Start of MATERIAL PROVIDED
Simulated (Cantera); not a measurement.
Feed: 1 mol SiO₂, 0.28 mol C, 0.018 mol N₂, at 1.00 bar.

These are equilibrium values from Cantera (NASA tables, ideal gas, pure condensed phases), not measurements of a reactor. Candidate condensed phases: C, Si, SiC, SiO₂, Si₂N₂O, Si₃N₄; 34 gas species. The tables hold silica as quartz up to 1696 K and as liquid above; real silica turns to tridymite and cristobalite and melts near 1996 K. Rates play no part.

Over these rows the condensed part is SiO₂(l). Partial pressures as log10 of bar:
End of MATERIAL PROVIDED

Copy every record above verbatim and in full.

TASK RESPONSE
Simulated (Cantera); not a measurement.
Feed: 1 mol SiO₂, 0.28 mol C, 0.018 mol N₂, at 1.00 bar.

These are equilibrium values from Cantera (NASA tables, ideal gas, pure condensed phases), not measurements of a reactor. Candidate condensed phases: C, Si, SiC, SiO₂, Si₂N₂O, Si₃N₄; 34 gas species. The tables hold silica as quartz up to 1696 K and as liquid above; real silica turns to tridymite and cristobalite and melts near 1996 K. Rates play no part.

Over these rows the condensed part is SiO₂(l). Partial pressures as log10 of bar:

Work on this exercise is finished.